**Data excerpts**
==*==

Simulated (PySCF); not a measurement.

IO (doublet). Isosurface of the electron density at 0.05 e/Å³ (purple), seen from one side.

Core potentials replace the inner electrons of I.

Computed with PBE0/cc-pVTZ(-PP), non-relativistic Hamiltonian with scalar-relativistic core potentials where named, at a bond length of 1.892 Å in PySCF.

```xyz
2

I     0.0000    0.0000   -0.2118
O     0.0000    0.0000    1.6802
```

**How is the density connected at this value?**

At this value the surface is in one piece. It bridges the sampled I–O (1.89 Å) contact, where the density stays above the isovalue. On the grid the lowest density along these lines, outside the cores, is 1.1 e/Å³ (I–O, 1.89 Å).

==*==

Among the records above, only the lines between the line holding "Computed with PBE0/cc-pVTZ(-PP), non-relativistic" and the line holding "at this value?**", inclusive, are to be output, exactly as written.

Computed with PBE0/cc-pVTZ(-PP), non-relativistic Hamiltonian with scalar-relativistic core potentials where named, at a bond length of 1.892 Å in PySCF.

```xyz
2

I     0.0000    0.0000   -0.2118
O     0.0000    0.0000    1.6802
```

**How is the density connected at this value?**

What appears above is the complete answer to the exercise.